REQUIRED ACTION: Would you write out, word for word, each line of the records below from the top through the one holding "System: ClGeH₄P₂ (charge"?

---------- DATA FOR ANALYSIS

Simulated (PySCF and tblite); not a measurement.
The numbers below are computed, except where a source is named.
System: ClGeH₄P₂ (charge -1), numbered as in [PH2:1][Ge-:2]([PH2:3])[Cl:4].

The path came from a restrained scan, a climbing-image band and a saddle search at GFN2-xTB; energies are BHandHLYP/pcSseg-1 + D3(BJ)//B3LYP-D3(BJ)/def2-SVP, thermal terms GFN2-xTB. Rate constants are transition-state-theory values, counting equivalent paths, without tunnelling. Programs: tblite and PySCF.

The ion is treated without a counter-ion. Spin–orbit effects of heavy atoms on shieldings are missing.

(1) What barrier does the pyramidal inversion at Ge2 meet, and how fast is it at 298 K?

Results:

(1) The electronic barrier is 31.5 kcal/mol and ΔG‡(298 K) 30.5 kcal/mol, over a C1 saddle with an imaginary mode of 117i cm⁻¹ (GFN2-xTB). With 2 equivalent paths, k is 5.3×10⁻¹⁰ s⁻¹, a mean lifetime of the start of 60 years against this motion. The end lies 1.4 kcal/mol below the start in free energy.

--------------------

EXERCISE RESULT:
Simulated (PySCF and tblite); not a measurement.
The numbers below are computed, except where a source is named.
System: ClGeH₄P₂ (charge -1), numbered as in [PH2:1][Ge-:2]([PH2:3])[Cl:4].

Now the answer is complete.